### Data listing
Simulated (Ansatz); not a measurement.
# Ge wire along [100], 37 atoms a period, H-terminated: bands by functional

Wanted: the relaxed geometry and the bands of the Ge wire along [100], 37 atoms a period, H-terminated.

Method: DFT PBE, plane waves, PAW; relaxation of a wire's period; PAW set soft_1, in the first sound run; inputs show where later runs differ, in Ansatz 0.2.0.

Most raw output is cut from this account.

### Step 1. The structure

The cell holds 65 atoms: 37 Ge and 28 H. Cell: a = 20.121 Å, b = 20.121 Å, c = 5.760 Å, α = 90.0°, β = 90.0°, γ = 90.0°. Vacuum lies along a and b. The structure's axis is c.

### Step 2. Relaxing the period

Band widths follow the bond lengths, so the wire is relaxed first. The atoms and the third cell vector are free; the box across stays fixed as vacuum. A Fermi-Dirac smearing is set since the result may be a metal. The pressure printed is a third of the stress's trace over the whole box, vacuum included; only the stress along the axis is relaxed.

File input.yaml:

### Brief
Quote exactly the opening line of the material above and every line after it, up to and including the line that contains "Band widths follow".

### Answer box
Simulated (Ansatz); not a measurement.
# Ge wire along [100], 37 atoms a period, H-terminated: bands by functional

Wanted: the relaxed geometry and the bands of the Ge wire along [100], 37 atoms a period, H-terminated.

Method: DFT PBE, plane waves, PAW; relaxation of a wire's period; PAW set soft_1, in the first sound run; inputs show where later runs differ, in Ansatz 0.2.0.

Most raw output is cut from this account.

### Step 1. The structure

The cell holds 65 atoms: 37 Ge and 28 H. Cell: a = 20.121 Å, b = 20.121 Å, c = 5.760 Å, α = 90.0°, β = 90.0°, γ = 90.0°. Vacuum lies along a and b. The structure's axis is c.

### Step 2. Relaxing the period

Band widths follow the bond lengths, so the wire is relaxed first. The atoms and the third cell vector are free; the box across stays fixed as vacuum. A Fermi-Dirac smearing is set since the result may be a metal. The pressure printed is a third of the stress's trace over the whole box, vacuum included; only the stress along the axis is relaxed.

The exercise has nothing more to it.